[Action item] Among the lines below, restate word for word only those from the line with "All proper rotation" through the line with "the point group.", with both end lines kept.

##########

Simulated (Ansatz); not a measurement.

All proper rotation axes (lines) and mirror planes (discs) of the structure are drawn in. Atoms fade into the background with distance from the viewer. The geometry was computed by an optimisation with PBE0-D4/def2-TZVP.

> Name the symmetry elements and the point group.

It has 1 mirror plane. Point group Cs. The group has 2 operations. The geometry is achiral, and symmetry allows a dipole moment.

##########

[Answer section]
All proper rotation axes (lines) and mirror planes (discs) of the structure are drawn in. Atoms fade into the background with distance from the viewer. The geometry was computed by an optimisation with PBE0-D4/def2-TZVP.

> Name the symmetry elements and the point group.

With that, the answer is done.